Work instruction: Print out all the records, word for word.

Listed entries:
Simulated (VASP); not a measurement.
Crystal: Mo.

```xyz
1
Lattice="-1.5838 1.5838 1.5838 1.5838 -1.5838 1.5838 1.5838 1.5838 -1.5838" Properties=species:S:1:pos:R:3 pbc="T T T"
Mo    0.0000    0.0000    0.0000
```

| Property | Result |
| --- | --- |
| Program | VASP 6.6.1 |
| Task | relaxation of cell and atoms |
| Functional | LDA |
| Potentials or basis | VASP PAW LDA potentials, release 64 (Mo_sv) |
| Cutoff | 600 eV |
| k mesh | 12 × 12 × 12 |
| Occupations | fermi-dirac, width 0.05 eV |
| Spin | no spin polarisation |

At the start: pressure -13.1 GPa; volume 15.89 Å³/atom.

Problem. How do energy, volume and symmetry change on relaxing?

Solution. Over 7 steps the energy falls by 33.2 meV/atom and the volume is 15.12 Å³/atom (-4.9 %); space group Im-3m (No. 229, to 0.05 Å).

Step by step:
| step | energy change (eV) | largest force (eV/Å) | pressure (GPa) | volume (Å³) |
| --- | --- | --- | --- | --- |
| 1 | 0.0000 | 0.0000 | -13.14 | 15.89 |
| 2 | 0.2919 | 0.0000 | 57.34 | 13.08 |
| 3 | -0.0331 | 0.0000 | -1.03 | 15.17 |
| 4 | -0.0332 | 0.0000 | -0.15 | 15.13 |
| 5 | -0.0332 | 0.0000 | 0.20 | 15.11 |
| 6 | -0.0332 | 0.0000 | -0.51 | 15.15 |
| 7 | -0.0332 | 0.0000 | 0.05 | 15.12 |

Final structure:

Task solution:
Simulated (VASP); not a measurement.
Crystal: Mo.

```xyz
1
Lattice="-1.5838 1.5838 1.5838 1.5838 -1.5838 1.5838 1.5838 1.5838 -1.5838" Properties=species:S:1:pos:R:3 pbc="T T T"
Mo    0.0000    0.0000    0.0000
```

| Property | Result |
| --- | --- |
| Program | VASP 6.6.1 |
| Task | relaxation of cell and atoms |
| Functional | LDA |
| Potentials or basis | VASP PAW LDA potentials, release 64 (Mo_sv) |
| Cutoff | 600 eV |
| k mesh | 12 × 12 × 12 |
| Occupations | fermi-dirac, width 0.05 eV |
| Spin | no spin polarisation |

At the start: pressure -13.1 GPa; volume 15.89 Å³/atom.

Problem. How do energy, volume and symmetry change on relaxing?

Solution. Over 7 steps the energy falls by 33.2 meV/atom and the volume is 15.12 Å³/atom (-4.9 %); space group Im-3m (No. 229, to 0.05 Å).

Step by step:
| step | energy change (eV) | largest force (eV/Å) | pressure (GPa) | volume (Å³) |
| --- | --- | --- | --- | --- |
| 1 | 0.0000 | 0.0000 | -13.14 | 15.89 |
| 2 | 0.2919 | 0.0000 | 57.34 | 13.08 |
| 3 | -0.0331 | 0.0000 | -1.03 | 15.17 |
| 4 | -0.0332 | 0.0000 | -0.15 | 15.13 |
| 5 | -0.0332 | 0.0000 | 0.20 | 15.11 |
| 6 | -0.0332 | 0.0000 | -0.51 | 15.15 |
| 7 | -0.0332 | 0.0000 | 0.05 | 15.12 |

Final structure:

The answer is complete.